Please retype, unchanged, each line from the top of the material below through the line where "Q: Find the" appears.

--- PROVIDED MATERIAL Enclosed Below ---

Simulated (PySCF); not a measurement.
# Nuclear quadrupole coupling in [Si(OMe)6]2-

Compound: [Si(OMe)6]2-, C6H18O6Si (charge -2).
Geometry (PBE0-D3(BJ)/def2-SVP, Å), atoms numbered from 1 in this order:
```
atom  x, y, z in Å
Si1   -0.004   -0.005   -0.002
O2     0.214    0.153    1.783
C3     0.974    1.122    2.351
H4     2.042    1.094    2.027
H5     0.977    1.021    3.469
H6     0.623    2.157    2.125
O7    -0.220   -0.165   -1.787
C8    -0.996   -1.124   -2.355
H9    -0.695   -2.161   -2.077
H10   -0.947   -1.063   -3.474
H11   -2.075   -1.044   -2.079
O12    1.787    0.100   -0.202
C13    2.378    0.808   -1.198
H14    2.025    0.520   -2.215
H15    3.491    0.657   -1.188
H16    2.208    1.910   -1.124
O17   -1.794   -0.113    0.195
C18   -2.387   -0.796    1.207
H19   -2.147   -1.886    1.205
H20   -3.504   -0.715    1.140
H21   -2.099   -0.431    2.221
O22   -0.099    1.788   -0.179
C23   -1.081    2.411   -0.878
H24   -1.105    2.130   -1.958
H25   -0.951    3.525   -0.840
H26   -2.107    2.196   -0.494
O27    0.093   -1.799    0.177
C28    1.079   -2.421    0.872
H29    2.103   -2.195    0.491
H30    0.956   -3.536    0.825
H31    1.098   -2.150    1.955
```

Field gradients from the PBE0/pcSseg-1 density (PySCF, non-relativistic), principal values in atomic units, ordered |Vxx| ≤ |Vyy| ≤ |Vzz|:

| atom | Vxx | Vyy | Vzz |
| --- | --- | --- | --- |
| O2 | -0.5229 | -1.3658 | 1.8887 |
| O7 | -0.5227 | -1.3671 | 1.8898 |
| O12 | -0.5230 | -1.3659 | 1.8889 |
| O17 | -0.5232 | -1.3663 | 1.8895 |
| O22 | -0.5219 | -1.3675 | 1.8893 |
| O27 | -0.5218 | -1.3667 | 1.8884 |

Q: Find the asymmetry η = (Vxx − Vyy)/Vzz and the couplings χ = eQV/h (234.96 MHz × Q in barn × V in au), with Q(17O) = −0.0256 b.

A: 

--- End of Enclosed PROVIDED MATERIAL ---

◆ RESULT:
Simulated (PySCF); not a measurement.
# Nuclear quadrupole coupling in [Si(OMe)6]2-

Compound: [Si(OMe)6]2-, C6H18O6Si (charge -2).
Geometry (PBE0-D3(BJ)/def2-SVP, Å), atoms numbered from 1 in this order:
```
atom  x, y, z in Å
Si1   -0.004   -0.005   -0.002
O2     0.214    0.153    1.783
C3     0.974    1.122    2.351
H4     2.042    1.094    2.027
H5     0.977    1.021    3.469
H6     0.623    2.157    2.125
O7    -0.220   -0.165   -1.787
C8    -0.996   -1.124   -2.355
H9    -0.695   -2.161   -2.077
H10   -0.947   -1.063   -3.474
H11   -2.075   -1.044   -2.079
O12    1.787    0.100   -0.202
C13    2.378    0.808   -1.198
H14    2.025    0.520   -2.215
H15    3.491    0.657   -1.188
H16    2.208    1.910   -1.124
O17   -1.794   -0.113    0.195
C18   -2.387   -0.796    1.207
H19   -2.147   -1.886    1.205
H20   -3.504   -0.715    1.140
H21   -2.099   -0.431    2.221
O22   -0.099    1.788   -0.179
C23   -1.081    2.411   -0.878
H24   -1.105    2.130   -1.958
H25   -0.951    3.525   -0.840
H26   -2.107    2.196   -0.494
O27    0.093   -1.799    0.177
C28    1.079   -2.421    0.872
H29    2.103   -2.195    0.491
H30    0.956   -3.536    0.825
H31    1.098   -2.150    1.955
```

Field gradients from the PBE0/pcSseg-1 density (PySCF, non-relativistic), principal values in atomic units, ordered |Vxx| ≤ |Vyy| ≤ |Vzz|:

| atom | Vxx | Vyy | Vzz |
| --- | --- | --- | --- |
| O2 | -0.5229 | -1.3658 | 1.8887 |
| O7 | -0.5227 | -1.3671 | 1.8898 |
| O12 | -0.5230 | -1.3659 | 1.8889 |
| O17 | -0.5232 | -1.3663 | 1.8895 |
| O22 | -0.5219 | -1.3675 | 1.8893 |
| O27 | -0.5218 | -1.3667 | 1.8884 |

Q: Find the asymmetry η = (Vxx − Vyy)/Vzz and the couplings χ = eQV/h (234.96 MHz × Q in barn × V in au), with Q(17O) = −0.0256 b.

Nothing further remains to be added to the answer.